- _Work item_
Look in the material below for the line with "109.2 | −3.7 |" and the line with "9.22 | +0.53 |", then set down exactly those two lines and all lines between, nothing more.

- _Records supplied_
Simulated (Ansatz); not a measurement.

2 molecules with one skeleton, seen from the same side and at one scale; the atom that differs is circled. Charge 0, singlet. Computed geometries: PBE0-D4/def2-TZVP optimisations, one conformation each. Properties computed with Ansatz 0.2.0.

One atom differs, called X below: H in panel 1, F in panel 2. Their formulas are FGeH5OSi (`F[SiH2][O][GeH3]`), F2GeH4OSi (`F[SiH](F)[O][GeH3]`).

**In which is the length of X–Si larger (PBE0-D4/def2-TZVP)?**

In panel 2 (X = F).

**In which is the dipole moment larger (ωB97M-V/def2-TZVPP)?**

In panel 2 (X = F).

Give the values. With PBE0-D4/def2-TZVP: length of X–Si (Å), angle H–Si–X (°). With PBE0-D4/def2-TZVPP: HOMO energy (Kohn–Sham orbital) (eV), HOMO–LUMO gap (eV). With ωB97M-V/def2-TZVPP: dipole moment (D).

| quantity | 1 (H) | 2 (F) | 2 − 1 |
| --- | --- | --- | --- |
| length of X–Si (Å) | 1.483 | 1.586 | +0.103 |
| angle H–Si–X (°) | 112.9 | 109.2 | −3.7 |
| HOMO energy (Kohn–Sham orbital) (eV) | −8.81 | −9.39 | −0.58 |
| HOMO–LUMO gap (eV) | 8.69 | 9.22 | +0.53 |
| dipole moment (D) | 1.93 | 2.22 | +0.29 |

- _Answer section_
| angle H–Si–X (°) | 112.9 | 109.2 | −3.7 |
| HOMO energy (Kohn–Sham orbital) (eV) | −8.81 | −9.39 | −0.58 |
| HOMO–LUMO gap (eV) | 8.69 | 9.22 | +0.53 |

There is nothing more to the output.